[[ Information provided, beginning ]]

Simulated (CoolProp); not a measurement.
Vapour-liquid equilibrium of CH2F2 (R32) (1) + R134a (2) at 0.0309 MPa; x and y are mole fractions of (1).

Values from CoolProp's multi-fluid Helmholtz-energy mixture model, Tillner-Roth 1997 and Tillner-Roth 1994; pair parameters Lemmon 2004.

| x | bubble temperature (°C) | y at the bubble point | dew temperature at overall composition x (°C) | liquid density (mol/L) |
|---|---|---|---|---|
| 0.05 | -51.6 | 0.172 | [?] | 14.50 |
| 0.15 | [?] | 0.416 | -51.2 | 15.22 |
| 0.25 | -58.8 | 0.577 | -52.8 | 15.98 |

[[ Information provided, end ]]

-- Work request --
Copy out the whole listing above, leaving each line exactly as it stands.

-- Exercise solution --
Simulated (CoolProp); not a measurement.
Vapour-liquid equilibrium of CH2F2 (R32) (1) + R134a (2) at 0.0309 MPa; x and y are mole fractions of (1).

Values from CoolProp's multi-fluid Helmholtz-energy mixture model, Tillner-Roth 1997 and Tillner-Roth 1994; pair parameters Lemmon 2004.

| x | bubble temperature (°C) | y at the bubble point | dew temperature at overall composition x (°C) | liquid density (mol/L) |
|---|---|---|---|---|
| 0.05 | -51.6 | 0.172 | [?] | 14.50 |
| 0.15 | [?] | 0.416 | -51.2 | 15.22 |
| 0.25 | -58.8 | 0.577 | -52.8 | 15.98 |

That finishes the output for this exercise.